[[ Source material open ]]

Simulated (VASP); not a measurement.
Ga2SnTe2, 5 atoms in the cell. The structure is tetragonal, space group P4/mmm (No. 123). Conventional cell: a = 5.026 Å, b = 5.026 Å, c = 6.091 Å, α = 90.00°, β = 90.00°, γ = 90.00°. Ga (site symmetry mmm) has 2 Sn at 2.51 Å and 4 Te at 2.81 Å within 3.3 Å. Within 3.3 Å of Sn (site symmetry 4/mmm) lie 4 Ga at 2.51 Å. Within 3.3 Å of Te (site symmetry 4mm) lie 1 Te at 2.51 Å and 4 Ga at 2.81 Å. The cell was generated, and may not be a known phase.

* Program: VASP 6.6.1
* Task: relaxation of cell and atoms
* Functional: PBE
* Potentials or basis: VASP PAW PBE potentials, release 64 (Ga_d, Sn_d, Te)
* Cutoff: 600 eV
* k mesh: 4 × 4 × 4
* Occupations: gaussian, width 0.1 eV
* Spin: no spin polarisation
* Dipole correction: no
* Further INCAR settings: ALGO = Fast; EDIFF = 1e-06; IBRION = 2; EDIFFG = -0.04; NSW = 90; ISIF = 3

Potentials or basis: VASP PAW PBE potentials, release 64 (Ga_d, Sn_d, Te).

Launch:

[[ Source material closed ]]

Give back each line of the material above exactly as it appears.

Simulated (VASP); not a measurement.
Ga2SnTe2, 5 atoms in the cell. The structure is tetragonal, space group P4/mmm (No. 123). Conventional cell: a = 5.026 Å, b = 5.026 Å, c = 6.091 Å, α = 90.00°, β = 90.00°, γ = 90.00°. Ga (site symmetry mmm) has 2 Sn at 2.51 Å and 4 Te at 2.81 Å within 3.3 Å. Within 3.3 Å of Sn (site symmetry 4/mmm) lie 4 Ga at 2.51 Å. Within 3.3 Å of Te (site symmetry 4mm) lie 1 Te at 2.51 Å and 4 Ga at 2.81 Å. The cell was generated, and may not be a known phase.

* Program: VASP 6.6.1
* Task: relaxation of cell and atoms
* Functional: PBE
* Potentials or basis: VASP PAW PBE potentials, release 64 (Ga_d, Sn_d, Te)
* Cutoff: 600 eV
* k mesh: 4 × 4 × 4
* Occupations: gaussian, width 0.1 eV
* Spin: no spin polarisation
* Dipole correction: no
* Further INCAR settings: ALGO = Fast; EDIFF = 1e-06; IBRION = 2; EDIFFG = -0.04; NSW = 90; ISIF = 3

Potentials or basis: VASP PAW PBE potentials, release 64 (Ga_d, Sn_d, Te).

Launch:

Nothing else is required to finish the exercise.